Work item:
Your answer should be the complete set of entries, transcribed exactly.

** Data extract follows **

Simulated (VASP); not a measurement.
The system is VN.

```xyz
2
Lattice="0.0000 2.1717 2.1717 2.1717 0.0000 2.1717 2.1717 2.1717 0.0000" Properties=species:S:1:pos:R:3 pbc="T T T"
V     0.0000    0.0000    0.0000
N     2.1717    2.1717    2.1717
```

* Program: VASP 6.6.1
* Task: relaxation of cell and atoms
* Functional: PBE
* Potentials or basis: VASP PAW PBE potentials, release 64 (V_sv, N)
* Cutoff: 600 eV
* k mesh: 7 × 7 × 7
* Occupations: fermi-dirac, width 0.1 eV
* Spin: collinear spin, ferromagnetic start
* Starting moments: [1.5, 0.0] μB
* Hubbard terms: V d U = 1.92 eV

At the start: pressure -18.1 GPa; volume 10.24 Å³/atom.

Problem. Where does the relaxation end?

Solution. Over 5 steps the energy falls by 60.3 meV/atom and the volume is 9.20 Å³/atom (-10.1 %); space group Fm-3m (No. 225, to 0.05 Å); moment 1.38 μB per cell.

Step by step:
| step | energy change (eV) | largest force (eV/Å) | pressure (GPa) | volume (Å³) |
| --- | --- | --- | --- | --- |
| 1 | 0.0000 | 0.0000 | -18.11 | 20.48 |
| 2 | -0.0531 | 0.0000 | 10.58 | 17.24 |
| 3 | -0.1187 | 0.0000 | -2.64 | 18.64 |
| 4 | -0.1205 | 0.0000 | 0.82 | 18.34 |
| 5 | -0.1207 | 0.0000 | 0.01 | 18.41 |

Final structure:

** End of Data extract **

Expected answer:
Simulated (VASP); not a measurement.
The system is VN.

```xyz
2
Lattice="0.0000 2.1717 2.1717 2.1717 0.0000 2.1717 2.1717 2.1717 0.0000" Properties=species:S:1:pos:R:3 pbc="T T T"
V     0.0000    0.0000    0.0000
N     2.1717    2.1717    2.1717
```

* Program: VASP 6.6.1
* Task: relaxation of cell and atoms
* Functional: PBE
* Potentials or basis: VASP PAW PBE potentials, release 64 (V_sv, N)
* Cutoff: 600 eV
* k mesh: 7 × 7 × 7
* Occupations: fermi-dirac, width 0.1 eV
* Spin: collinear spin, ferromagnetic start
* Starting moments: [1.5, 0.0] μB
* Hubbard terms: V d U = 1.92 eV

At the start: pressure -18.1 GPa; volume 10.24 Å³/atom.

Problem. Where does the relaxation end?

Solution. Over 5 steps the energy falls by 60.3 meV/atom and the volume is 9.20 Å³/atom (-10.1 %); space group Fm-3m (No. 225, to 0.05 Å); moment 1.38 μB per cell.

Step by step:
| step | energy change (eV) | largest force (eV/Å) | pressure (GPa) | volume (Å³) |
| --- | --- | --- | --- | --- |
| 1 | 0.0000 | 0.0000 | -18.11 | 20.48 |
| 2 | -0.0531 | 0.0000 | 10.58 | 17.24 |
| 3 | -0.1187 | 0.0000 | -2.64 | 18.64 |
| 4 | -0.1205 | 0.0000 | 0.82 | 18.34 |
| 5 | -0.1207 | 0.0000 | 0.01 | 18.41 |

Final structure:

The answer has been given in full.